▶ _WORK ORDER_: Somewhere below is a line with "Levels at points" and, later, a line with "4.30 | 4.99 |"; repeat those two lines and all the lines between them, exactly as they are.

* * * *

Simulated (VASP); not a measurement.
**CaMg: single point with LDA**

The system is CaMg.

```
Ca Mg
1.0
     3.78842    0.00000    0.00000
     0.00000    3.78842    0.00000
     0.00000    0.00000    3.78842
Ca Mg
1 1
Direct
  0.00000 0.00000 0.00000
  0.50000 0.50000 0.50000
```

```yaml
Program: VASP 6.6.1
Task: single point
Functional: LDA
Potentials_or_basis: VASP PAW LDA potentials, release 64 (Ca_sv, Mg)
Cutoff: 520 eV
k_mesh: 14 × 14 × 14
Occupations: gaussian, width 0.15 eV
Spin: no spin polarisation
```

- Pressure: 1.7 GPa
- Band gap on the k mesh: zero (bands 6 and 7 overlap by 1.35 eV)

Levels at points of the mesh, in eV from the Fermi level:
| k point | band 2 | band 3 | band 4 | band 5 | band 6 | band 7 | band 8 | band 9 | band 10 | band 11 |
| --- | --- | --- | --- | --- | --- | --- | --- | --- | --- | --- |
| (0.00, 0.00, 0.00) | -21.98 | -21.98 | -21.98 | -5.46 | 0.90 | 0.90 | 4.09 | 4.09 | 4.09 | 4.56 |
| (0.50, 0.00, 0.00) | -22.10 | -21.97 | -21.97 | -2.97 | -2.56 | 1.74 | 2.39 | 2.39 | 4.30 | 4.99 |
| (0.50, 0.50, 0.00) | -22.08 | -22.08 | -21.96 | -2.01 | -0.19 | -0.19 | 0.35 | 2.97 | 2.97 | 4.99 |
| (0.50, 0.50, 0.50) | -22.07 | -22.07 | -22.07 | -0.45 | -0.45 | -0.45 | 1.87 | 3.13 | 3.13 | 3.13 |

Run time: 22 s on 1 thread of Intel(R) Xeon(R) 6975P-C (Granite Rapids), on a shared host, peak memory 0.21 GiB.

* * * *

▶ _TASK ANSWER_:
Levels at points of the mesh, in eV from the Fermi level:
| k point | band 2 | band 3 | band 4 | band 5 | band 6 | band 7 | band 8 | band 9 | band 10 | band 11 |
| --- | --- | --- | --- | --- | --- | --- | --- | --- | --- | --- |
| (0.00, 0.00, 0.00) | -21.98 | -21.98 | -21.98 | -5.46 | 0.90 | 0.90 | 4.09 | 4.09 | 4.09 | 4.56 |
| (0.50, 0.00, 0.00) | -22.10 | -21.97 | -21.97 | -2.97 | -2.56 | 1.74 | 2.39 | 2.39 | 4.30 | 4.99 |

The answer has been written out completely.